►
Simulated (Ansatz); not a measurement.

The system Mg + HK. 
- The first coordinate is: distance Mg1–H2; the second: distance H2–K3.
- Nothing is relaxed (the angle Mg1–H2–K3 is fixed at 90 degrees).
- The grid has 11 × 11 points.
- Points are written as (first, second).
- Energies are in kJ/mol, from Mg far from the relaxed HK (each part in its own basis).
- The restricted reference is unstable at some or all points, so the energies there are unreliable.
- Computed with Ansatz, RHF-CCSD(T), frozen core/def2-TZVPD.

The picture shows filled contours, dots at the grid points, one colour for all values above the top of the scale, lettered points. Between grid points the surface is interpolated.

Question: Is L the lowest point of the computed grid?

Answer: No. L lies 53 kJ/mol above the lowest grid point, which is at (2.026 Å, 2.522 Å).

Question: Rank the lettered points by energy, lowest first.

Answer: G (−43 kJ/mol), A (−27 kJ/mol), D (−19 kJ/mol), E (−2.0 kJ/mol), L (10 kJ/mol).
◄

→ Exercise:
Above are the records; from them, give again exactly the lines from the one containing "- The restricted" to the one containing "- Computed with", both lines included, and nothing more.

→ Answer section:
- The restricted reference is unstable at some or all points, so the energies there are unreliable.
- Computed with Ansatz, RHF-CCSD(T), frozen core/def2-TZVPD.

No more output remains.